-- Data records follows --

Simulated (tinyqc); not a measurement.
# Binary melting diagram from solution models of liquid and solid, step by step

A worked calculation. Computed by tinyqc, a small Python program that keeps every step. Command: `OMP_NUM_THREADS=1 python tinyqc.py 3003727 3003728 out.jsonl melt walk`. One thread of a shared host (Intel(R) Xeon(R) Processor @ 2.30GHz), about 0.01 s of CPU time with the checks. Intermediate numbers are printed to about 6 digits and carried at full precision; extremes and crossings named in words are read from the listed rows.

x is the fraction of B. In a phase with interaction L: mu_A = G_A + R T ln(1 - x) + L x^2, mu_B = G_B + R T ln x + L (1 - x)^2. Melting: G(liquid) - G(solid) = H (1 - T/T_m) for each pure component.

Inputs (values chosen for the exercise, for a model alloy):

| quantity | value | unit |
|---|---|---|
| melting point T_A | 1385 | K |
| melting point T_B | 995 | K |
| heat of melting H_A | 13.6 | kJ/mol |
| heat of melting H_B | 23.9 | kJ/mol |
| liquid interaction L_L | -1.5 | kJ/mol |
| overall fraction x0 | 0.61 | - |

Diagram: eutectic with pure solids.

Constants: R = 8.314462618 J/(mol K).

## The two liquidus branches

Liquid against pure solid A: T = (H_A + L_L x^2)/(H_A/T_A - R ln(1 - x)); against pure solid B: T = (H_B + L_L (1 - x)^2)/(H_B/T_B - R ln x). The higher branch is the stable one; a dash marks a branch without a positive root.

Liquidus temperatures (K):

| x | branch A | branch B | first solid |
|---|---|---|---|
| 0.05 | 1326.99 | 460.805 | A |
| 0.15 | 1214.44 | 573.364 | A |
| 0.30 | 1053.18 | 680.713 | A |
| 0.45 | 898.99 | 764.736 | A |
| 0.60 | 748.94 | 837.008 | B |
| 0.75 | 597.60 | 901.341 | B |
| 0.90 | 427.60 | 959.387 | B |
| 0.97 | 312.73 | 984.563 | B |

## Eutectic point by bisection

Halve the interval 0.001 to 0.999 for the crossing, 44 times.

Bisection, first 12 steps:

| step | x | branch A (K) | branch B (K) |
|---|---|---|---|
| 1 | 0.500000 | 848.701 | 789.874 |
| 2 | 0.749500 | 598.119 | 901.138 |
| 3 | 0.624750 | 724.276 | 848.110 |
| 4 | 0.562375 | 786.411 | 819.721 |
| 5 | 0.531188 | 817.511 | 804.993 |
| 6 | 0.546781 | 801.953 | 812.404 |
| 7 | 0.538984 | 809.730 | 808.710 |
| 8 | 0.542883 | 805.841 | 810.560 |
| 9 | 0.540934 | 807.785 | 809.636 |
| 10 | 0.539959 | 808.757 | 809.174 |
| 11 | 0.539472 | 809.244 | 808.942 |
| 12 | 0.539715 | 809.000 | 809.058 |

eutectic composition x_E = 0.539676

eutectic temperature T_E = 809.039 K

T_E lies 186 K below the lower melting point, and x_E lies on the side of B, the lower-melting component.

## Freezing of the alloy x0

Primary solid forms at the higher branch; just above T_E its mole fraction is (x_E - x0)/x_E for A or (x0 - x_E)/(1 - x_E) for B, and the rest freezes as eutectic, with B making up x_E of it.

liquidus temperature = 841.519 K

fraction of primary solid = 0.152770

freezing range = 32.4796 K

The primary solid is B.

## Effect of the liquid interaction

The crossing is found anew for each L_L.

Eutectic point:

-- Data records concluded --

● **Task item**: Leave out every line above except those from the line with "liquidus temperature = 841.519 K" up to and including the line with "The crossing is found anew for each L_L.", and copy those exactly.

● **Solution**:
liquidus temperature = 841.519 K

fraction of primary solid = 0.152770

freezing range = 32.4796 K

The primary solid is B.

## Effect of the liquid interaction

The crossing is found anew for each L_L.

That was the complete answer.